[[ Excerpted records, beginning ]]

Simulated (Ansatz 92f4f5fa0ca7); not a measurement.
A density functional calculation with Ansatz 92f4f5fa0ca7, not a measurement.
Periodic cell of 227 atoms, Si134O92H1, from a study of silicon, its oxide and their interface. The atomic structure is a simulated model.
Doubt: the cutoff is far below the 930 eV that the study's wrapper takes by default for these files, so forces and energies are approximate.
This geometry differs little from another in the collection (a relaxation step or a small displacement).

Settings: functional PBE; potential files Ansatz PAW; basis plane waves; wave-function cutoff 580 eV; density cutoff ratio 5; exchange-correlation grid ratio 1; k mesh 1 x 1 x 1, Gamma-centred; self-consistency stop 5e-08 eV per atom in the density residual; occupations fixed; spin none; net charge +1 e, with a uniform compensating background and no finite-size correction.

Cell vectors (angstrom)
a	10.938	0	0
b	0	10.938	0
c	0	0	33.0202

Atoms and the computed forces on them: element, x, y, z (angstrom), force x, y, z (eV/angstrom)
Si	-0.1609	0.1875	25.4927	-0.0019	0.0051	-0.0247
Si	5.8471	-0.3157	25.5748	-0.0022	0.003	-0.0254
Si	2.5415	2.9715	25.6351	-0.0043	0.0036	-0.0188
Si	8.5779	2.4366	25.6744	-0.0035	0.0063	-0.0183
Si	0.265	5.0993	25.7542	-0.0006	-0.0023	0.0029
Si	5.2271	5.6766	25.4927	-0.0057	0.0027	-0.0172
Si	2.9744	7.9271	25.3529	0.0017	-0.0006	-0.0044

[[ Excerpted records, end ]]

=== Work item ===
An exact transcription of the entries is needed, complete to the final line.

=== Answer box ===
Simulated (Ansatz 92f4f5fa0ca7); not a measurement.
A density functional calculation with Ansatz 92f4f5fa0ca7, not a measurement.
Periodic cell of 227 atoms, Si134O92H1, from a study of silicon, its oxide and their interface. The atomic structure is a simulated model.
Doubt: the cutoff is far below the 930 eV that the study's wrapper takes by default for these files, so forces and energies are approximate.
This geometry differs little from another in the collection (a relaxation step or a small displacement).

Settings: functional PBE; potential files Ansatz PAW; basis plane waves; wave-function cutoff 580 eV; density cutoff ratio 5; exchange-correlation grid ratio 1; k mesh 1 x 1 x 1, Gamma-centred; self-consistency stop 5e-08 eV per atom in the density residual; occupations fixed; spin none; net charge +1 e, with a uniform compensating background and no finite-size correction.

Cell vectors (angstrom)
a	10.938	0	0
b	0	10.938	0
c	0	0	33.0202

Atoms and the computed forces on them: element, x, y, z (angstrom), force x, y, z (eV/angstrom)
Si	-0.1609	0.1875	25.4927	-0.0019	0.0051	-0.0247
Si	5.8471	-0.3157	25.5748	-0.0022	0.003	-0.0254
Si	2.5415	2.9715	25.6351	-0.0043	0.0036	-0.0188
Si	8.5779	2.4366	25.6744	-0.0035	0.0063	-0.0183
Si	0.265	5.0993	25.7542	-0.0006	-0.0023	0.0029
Si	5.2271	5.6766	25.4927	-0.0057	0.0027	-0.0172
Si	2.9744	7.9271	25.3529	0.0017	-0.0006	-0.0044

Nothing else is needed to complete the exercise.